Exercise
Exactly the lines from the opening of the records through the line containing "Result: Counting electrons, tin" should be copied, with both included.

Dataset extract
────────────────
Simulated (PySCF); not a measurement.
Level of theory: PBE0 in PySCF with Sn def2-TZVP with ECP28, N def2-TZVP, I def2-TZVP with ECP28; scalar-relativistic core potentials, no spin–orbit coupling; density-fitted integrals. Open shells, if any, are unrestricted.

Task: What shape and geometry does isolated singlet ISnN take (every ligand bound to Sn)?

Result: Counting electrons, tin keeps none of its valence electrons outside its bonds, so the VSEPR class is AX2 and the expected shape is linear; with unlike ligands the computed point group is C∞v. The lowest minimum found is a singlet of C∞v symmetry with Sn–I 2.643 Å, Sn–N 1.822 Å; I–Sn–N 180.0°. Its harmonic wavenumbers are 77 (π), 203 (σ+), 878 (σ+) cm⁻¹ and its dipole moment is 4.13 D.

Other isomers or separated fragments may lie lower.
────────────────

Task result
Simulated (PySCF); not a measurement.
Level of theory: PBE0 in PySCF with Sn def2-TZVP with ECP28, N def2-TZVP, I def2-TZVP with ECP28; scalar-relativistic core potentials, no spin–orbit coupling; density-fitted integrals. Open shells, if any, are unrestricted.

Task: What shape and geometry does isolated singlet ISnN take (every ligand bound to Sn)?

Result: Counting electrons, tin keeps none of its valence electrons outside its bonds, so the VSEPR class is AX2 and the expected shape is linear; with unlike ligands the computed point group is C∞v. The lowest minimum found is a singlet of C∞v symmetry with Sn–I 2.643 Å, Sn–N 1.822 Å; I–Sn–N 180.0°. Its harmonic wavenumbers are 77 (π), 203 (σ+), 878 (σ+) cm⁻¹ and its dipole moment is 4.13 D.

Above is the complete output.